> Assigned task
Transcribe exactly the lines that fall between the one holding "Potentials or basis: VASP" and the one holding "How long does it take, and how much memory?", inclusive, from the entries below.

> Source information
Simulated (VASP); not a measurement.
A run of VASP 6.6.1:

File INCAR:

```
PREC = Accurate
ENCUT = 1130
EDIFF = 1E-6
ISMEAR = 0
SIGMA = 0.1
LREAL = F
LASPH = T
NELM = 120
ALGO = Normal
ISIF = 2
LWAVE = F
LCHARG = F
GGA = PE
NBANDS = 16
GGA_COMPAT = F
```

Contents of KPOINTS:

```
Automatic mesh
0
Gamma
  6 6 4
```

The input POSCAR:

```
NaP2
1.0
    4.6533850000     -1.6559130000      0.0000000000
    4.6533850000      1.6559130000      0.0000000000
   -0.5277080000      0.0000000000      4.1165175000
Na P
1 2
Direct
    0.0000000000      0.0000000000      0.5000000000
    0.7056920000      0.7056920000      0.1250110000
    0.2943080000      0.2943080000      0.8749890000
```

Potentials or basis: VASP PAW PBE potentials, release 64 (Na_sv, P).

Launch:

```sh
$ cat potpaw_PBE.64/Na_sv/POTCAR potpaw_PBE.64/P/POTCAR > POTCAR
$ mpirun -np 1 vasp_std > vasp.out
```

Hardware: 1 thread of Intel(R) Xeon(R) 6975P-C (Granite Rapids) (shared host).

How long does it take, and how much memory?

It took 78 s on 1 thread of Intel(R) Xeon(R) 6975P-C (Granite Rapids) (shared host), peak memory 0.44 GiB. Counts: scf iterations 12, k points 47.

> Exercise response
Potentials or basis: VASP PAW PBE potentials, release 64 (Na_sv, P).

Launch:

```sh
$ cat potpaw_PBE.64/Na_sv/POTCAR potpaw_PBE.64/P/POTCAR > POTCAR
$ mpirun -np 1 vasp_std > vasp.out
```

Hardware: 1 thread of Intel(R) Xeon(R) 6975P-C (Granite Rapids) (shared host).

How long does it take, and how much memory?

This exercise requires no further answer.